#### Brief
Repeat exactly what appears from the opening line of the listing to the line with "All values are", inclusive.

#### Supplied records

--- --- ---

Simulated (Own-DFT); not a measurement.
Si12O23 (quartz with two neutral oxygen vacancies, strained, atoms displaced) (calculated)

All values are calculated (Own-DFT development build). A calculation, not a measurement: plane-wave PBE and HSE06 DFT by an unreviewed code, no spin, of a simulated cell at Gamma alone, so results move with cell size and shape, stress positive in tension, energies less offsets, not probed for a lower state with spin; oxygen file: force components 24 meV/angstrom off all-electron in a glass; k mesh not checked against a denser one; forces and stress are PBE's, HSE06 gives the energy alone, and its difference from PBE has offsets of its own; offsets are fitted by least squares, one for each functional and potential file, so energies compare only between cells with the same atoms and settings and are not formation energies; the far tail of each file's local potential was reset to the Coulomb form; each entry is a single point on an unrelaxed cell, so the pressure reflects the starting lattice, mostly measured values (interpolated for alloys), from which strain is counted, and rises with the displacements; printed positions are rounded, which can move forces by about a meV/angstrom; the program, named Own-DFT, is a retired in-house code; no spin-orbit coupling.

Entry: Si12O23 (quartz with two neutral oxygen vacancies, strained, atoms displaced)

--- --- ---

#### Exercise output
Simulated (Own-DFT); not a measurement.
Si12O23 (quartz with two neutral oxygen vacancies, strained, atoms displaced) (calculated)

All values are calculated (Own-DFT development build). A calculation, not a measurement: plane-wave PBE and HSE06 DFT by an unreviewed code, no spin, of a simulated cell at Gamma alone, so results move with cell size and shape, stress positive in tension, energies less offsets, not probed for a lower state with spin; oxygen file: force components 24 meV/angstrom off all-electron in a glass; k mesh not checked against a denser one; forces and stress are PBE's, HSE06 gives the energy alone, and its difference from PBE has offsets of its own; offsets are fitted by least squares, one for each functional and potential file, so energies compare only between cells with the same atoms and settings and are not formation energies; the far tail of each file's local potential was reset to the Coulomb form; each entry is a single point on an unrelaxed cell, so the pressure reflects the starting lattice, mostly measured values (interpolated for alloys), from which strain is counted, and rises with the displacements; printed positions are rounded, which can move forces by about a meV/angstrom; the program, named Own-DFT, is a retired in-house code; no spin-orbit coupling.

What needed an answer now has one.